START Given records

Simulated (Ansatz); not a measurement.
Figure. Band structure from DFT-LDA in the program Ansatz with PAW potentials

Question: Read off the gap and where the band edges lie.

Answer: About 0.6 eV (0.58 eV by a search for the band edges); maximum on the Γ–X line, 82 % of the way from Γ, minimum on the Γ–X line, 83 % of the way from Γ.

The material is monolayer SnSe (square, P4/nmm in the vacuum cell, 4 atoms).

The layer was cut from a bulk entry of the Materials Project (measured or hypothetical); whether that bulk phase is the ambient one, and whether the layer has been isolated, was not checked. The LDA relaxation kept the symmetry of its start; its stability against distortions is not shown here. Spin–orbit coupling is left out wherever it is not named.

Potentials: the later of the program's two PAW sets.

END Given records

• _Brief_
Look above for the line holding "Answer: About 0.6" and the line holding "The layer was", then output exactly those two lines and every line between them, nothing more.

• _Written reply_
Answer: About 0.6 eV (0.58 eV by a search for the band edges); maximum on the Γ–X line, 82 % of the way from Γ, minimum on the Γ–X line, 83 % of the way from Γ.

The material is monolayer SnSe (square, P4/nmm in the vacuum cell, 4 atoms).

The layer was cut from a bulk entry of the Materials Project (measured or hypothetical); whether that bulk phase is the ambient one, and whether the layer has been isolated, was not checked. The LDA relaxation kept the symmetry of its start; its stability against distortions is not shown here. Spin–orbit coupling is left out wherever it is not named.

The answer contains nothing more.